(SOURCE MATERIAL begins)

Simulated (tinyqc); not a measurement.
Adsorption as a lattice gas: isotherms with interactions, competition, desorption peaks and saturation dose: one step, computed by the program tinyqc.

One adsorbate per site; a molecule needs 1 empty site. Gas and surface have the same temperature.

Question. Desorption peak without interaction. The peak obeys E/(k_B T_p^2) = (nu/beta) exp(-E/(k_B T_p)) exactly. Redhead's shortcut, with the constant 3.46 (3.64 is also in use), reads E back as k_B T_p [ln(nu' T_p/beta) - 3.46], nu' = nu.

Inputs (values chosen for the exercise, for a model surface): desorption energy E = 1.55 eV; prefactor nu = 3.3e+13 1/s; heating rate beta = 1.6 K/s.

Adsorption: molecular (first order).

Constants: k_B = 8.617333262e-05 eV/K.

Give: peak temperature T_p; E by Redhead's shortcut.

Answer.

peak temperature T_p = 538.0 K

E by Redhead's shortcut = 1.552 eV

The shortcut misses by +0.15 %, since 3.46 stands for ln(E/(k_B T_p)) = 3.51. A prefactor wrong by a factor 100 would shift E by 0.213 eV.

(SOURCE MATERIAL ends)

*ASSIGNED TASK*
Only one stretch of the records above is wanted: the lines between the one holding "Question. Desorption peak" and the one holding "E by Redhead's shortcut = 1.552 eV", inclusive, reproduced exactly.

*ANSWER AREA*
Question. Desorption peak without interaction. The peak obeys E/(k_B T_p^2) = (nu/beta) exp(-E/(k_B T_p)) exactly. Redhead's shortcut, with the constant 3.46 (3.64 is also in use), reads E back as k_B T_p [ln(nu' T_p/beta) - 3.46], nu' = nu.

Inputs (values chosen for the exercise, for a model surface): desorption energy E = 1.55 eV; prefactor nu = 3.3e+13 1/s; heating rate beta = 1.6 K/s.

Adsorption: molecular (first order).

Constants: k_B = 8.617333262e-05 eV/K.

Give: peak temperature T_p; E by Redhead's shortcut.

Answer.

peak temperature T_p = 538.0 K

E by Redhead's shortcut = 1.552 eV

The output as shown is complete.